Assigned task: Stop after the line with "These are static"; until then, please copy every line of the records word for word from the first.

--- START ---

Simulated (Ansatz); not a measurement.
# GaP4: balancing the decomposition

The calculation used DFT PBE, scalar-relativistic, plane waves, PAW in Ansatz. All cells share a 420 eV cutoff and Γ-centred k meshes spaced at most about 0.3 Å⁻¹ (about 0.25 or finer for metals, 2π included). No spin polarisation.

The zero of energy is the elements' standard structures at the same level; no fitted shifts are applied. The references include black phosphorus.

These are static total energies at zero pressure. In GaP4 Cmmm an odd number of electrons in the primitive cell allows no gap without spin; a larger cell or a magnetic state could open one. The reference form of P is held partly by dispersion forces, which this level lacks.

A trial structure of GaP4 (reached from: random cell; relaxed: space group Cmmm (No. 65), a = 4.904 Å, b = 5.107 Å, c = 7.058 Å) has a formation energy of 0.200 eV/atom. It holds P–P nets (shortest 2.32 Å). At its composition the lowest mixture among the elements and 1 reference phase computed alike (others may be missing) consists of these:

--- END ---

Response:
Simulated (Ansatz); not a measurement.
# GaP4: balancing the decomposition

The calculation used DFT PBE, scalar-relativistic, plane waves, PAW in Ansatz. All cells share a 420 eV cutoff and Γ-centred k meshes spaced at most about 0.3 Å⁻¹ (about 0.25 or finer for metals, 2π included). No spin polarisation.

The zero of energy is the elements' standard structures at the same level; no fitted shifts are applied. The references include black phosphorus.

These are static total energies at zero pressure. In GaP4 Cmmm an odd number of electrons in the primitive cell allows no gap without spin; a larger cell or a magnetic state could open one. The reference form of P is held partly by dispersion forces, which this level lacks.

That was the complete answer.